▸ **WORK INSTRUCTION**
A verbatim transcription of every record below is required.

--- START ---
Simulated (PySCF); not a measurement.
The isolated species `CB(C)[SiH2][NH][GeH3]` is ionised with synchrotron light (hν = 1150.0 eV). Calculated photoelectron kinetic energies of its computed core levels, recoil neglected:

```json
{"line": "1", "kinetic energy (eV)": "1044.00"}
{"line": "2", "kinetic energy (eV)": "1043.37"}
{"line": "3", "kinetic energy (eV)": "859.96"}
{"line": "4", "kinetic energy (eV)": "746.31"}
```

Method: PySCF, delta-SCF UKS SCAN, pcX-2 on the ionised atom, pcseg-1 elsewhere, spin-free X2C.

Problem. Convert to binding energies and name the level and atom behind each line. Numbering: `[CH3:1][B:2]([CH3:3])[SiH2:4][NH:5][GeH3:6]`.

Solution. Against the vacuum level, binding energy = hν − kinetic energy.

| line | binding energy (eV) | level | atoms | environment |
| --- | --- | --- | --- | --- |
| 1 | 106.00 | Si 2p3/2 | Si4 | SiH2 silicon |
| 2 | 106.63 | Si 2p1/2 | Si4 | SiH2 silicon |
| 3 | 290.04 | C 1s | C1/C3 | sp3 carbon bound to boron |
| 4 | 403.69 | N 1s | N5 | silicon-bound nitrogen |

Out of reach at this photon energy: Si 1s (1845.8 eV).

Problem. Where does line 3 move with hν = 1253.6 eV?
--- END ---

▸ **TASK OUTPUT**
Simulated (PySCF); not a measurement.
The isolated species `CB(C)[SiH2][NH][GeH3]` is ionised with synchrotron light (hν = 1150.0 eV). Calculated photoelectron kinetic energies of its computed core levels, recoil neglected:

```json
{"line": "1", "kinetic energy (eV)": "1044.00"}
{"line": "2", "kinetic energy (eV)": "1043.37"}
{"line": "3", "kinetic energy (eV)": "859.96"}
{"line": "4", "kinetic energy (eV)": "746.31"}
```

Method: PySCF, delta-SCF UKS SCAN, pcX-2 on the ionised atom, pcseg-1 elsewhere, spin-free X2C.

Problem. Convert to binding energies and name the level and atom behind each line. Numbering: `[CH3:1][B:2]([CH3:3])[SiH2:4][NH:5][GeH3:6]`.

Solution. Against the vacuum level, binding energy = hν − kinetic energy.

| line | binding energy (eV) | level | atoms | environment |
| --- | --- | --- | --- | --- |
| 1 | 106.00 | Si 2p3/2 | Si4 | SiH2 silicon |
| 2 | 106.63 | Si 2p1/2 | Si4 | SiH2 silicon |
| 3 | 290.04 | C 1s | C1/C3 | sp3 carbon bound to boron |
| 4 | 403.69 | N 1s | N5 | silicon-bound nitrogen |

Out of reach at this photon energy: Si 1s (1845.8 eV).

Problem. Where does line 3 move with hν = 1253.6 eV?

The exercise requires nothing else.